### Information given
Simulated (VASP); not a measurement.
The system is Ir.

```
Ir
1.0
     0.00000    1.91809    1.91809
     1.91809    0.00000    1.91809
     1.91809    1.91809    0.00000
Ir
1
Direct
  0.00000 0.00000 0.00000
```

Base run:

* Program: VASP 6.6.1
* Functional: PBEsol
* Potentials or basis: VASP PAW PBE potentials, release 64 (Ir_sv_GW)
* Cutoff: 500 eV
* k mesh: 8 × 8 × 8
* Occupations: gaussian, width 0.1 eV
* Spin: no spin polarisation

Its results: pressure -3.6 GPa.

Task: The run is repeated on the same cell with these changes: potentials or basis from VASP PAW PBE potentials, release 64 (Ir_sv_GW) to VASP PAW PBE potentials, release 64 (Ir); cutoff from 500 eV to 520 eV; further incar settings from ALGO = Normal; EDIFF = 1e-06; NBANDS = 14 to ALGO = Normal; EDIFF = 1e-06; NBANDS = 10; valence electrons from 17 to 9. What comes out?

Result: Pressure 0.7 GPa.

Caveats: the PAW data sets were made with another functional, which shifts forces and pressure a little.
######

- _Activity_:
Return each line exactly, beginning at the start of the material above and ending at the line that includes "Its results: pressure -3.6 GPa.", with both of those kept.

- _Solution_:
Simulated (VASP); not a measurement.
The system is Ir.

```
Ir
1.0
     0.00000    1.91809    1.91809
     1.91809    0.00000    1.91809
     1.91809    1.91809    0.00000
Ir
1
Direct
  0.00000 0.00000 0.00000
```

Base run:

* Program: VASP 6.6.1
* Functional: PBEsol
* Potentials or basis: VASP PAW PBE potentials, release 64 (Ir_sv_GW)
* Cutoff: 500 eV
* k mesh: 8 × 8 × 8
* Occupations: gaussian, width 0.1 eV
* Spin: no spin polarisation

Its results: pressure -3.6 GPa.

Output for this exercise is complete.